Provided information:
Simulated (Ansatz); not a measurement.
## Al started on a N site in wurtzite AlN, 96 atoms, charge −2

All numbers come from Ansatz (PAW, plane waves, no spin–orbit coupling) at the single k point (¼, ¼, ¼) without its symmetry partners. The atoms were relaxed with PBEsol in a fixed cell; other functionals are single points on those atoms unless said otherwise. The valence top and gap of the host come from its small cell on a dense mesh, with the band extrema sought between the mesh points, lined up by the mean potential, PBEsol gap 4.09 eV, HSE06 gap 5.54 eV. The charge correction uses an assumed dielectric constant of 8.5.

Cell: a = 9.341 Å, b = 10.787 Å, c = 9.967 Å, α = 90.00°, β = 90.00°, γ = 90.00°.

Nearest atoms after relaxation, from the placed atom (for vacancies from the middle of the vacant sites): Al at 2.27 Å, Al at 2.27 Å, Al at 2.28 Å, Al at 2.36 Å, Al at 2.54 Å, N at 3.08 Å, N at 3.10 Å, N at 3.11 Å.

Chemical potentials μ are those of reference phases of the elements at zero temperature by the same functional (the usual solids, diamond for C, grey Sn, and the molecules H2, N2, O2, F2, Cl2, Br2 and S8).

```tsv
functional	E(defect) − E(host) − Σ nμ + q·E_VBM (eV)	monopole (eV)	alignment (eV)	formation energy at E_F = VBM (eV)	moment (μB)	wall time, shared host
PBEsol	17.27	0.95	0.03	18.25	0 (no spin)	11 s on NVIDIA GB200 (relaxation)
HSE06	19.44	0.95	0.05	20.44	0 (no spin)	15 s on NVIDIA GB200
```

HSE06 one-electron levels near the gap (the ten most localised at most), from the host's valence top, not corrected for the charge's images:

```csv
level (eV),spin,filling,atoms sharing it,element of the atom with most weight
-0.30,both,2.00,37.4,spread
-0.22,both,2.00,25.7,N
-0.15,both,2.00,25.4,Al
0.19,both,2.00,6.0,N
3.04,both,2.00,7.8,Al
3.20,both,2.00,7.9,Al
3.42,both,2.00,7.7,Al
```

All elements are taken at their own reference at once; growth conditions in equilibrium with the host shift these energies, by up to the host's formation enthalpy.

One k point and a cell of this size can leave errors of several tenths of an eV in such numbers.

Work item:
In the listing above, reproduce the first line and each one after it through the line that contains "## Al started".

Solution:
Simulated (Ansatz); not a measurement.
## Al started on a N site in wurtzite AlN, 96 atoms, charge −2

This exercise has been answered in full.